Segment Open

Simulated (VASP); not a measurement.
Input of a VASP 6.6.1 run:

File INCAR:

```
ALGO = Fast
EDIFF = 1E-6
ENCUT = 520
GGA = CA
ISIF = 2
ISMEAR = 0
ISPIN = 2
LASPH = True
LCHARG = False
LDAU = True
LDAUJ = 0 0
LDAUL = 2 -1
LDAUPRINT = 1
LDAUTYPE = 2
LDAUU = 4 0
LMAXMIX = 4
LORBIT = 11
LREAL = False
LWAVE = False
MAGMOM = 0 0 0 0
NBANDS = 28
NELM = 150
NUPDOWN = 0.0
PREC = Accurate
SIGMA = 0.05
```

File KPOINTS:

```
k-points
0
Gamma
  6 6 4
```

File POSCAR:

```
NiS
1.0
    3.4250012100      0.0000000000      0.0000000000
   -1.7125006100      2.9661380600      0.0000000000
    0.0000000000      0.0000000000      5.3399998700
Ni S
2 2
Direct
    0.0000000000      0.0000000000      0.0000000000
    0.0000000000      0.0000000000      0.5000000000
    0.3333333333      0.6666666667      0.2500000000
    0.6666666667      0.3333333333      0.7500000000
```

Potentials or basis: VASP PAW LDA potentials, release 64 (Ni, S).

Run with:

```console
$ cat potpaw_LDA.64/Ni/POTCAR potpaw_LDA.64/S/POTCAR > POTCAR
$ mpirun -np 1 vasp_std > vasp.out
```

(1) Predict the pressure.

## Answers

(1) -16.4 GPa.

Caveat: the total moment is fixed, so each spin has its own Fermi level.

Segment Closed

_REQUIREMENT_
Return exactly the leading lines of the listing, stopping after the line in which "(1) -16.4 GPa." occurs.

_TASK OUTPUT_
Simulated (VASP); not a measurement.
Input of a VASP 6.6.1 run:

File INCAR:

```
ALGO = Fast
EDIFF = 1E-6
ENCUT = 520
GGA = CA
ISIF = 2
ISMEAR = 0
ISPIN = 2
LASPH = True
LCHARG = False
LDAU = True
LDAUJ = 0 0
LDAUL = 2 -1
LDAUPRINT = 1
LDAUTYPE = 2
LDAUU = 4 0
LMAXMIX = 4
LORBIT = 11
LREAL = False
LWAVE = False
MAGMOM = 0 0 0 0
NBANDS = 28
NELM = 150
NUPDOWN = 0.0
PREC = Accurate
SIGMA = 0.05
```

File KPOINTS:

```
k-points
0
Gamma
  6 6 4
```

File POSCAR:

```
NiS
1.0
    3.4250012100      0.0000000000      0.0000000000
   -1.7125006100      2.9661380600      0.0000000000
    0.0000000000      0.0000000000      5.3399998700
Ni S
2 2
Direct
    0.0000000000      0.0000000000      0.0000000000
    0.0000000000      0.0000000000      0.5000000000
    0.3333333333      0.6666666667      0.2500000000
    0.6666666667      0.3333333333      0.7500000000
```

Potentials or basis: VASP PAW LDA potentials, release 64 (Ni, S).

Run with:

```console
$ cat potpaw_LDA.64/Ni/POTCAR potpaw_LDA.64/S/POTCAR > POTCAR
$ mpirun -np 1 vasp_std > vasp.out
```

(1) Predict the pressure.

## Answers

(1) -16.4 GPa.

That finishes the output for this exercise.